__Exercise__: Could you print every line from the first one of the records below through the line containing "Solution. (a) -5.7; (b) -23.0.", with both included and nothing else?

__Supplied records__:
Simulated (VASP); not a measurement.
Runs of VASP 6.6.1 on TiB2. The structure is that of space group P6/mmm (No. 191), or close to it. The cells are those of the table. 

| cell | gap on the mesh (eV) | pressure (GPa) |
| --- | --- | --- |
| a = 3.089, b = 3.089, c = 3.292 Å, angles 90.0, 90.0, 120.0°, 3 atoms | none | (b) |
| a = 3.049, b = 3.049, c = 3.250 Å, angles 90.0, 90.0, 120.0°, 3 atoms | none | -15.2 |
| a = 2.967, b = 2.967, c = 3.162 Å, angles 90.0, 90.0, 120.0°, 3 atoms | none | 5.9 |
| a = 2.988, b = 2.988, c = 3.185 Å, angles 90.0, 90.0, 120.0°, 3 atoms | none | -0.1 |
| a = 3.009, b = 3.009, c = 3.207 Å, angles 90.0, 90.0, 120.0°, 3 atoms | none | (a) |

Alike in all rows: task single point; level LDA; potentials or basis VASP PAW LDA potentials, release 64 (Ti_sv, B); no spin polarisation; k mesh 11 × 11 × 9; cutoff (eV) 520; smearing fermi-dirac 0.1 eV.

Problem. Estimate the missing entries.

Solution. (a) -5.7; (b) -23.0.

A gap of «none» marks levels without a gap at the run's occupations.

__Answer space__:
Simulated (VASP); not a measurement.
Runs of VASP 6.6.1 on TiB2. The structure is that of space group P6/mmm (No. 191), or close to it. The cells are those of the table. 

| cell | gap on the mesh (eV) | pressure (GPa) |
| --- | --- | --- |
| a = 3.089, b = 3.089, c = 3.292 Å, angles 90.0, 90.0, 120.0°, 3 atoms | none | (b) |
| a = 3.049, b = 3.049, c = 3.250 Å, angles 90.0, 90.0, 120.0°, 3 atoms | none | -15.2 |
| a = 2.967, b = 2.967, c = 3.162 Å, angles 90.0, 90.0, 120.0°, 3 atoms | none | 5.9 |
| a = 2.988, b = 2.988, c = 3.185 Å, angles 90.0, 90.0, 120.0°, 3 atoms | none | -0.1 |
| a = 3.009, b = 3.009, c = 3.207 Å, angles 90.0, 90.0, 120.0°, 3 atoms | none | (a) |

Alike in all rows: task single point; level LDA; potentials or basis VASP PAW LDA potentials, release 64 (Ti_sv, B); no spin polarisation; k mesh 11 × 11 × 9; cutoff (eV) 520; smearing fermi-dirac 0.1 eV.

Problem. Estimate the missing entries.

Solution. (a) -5.7; (b) -23.0.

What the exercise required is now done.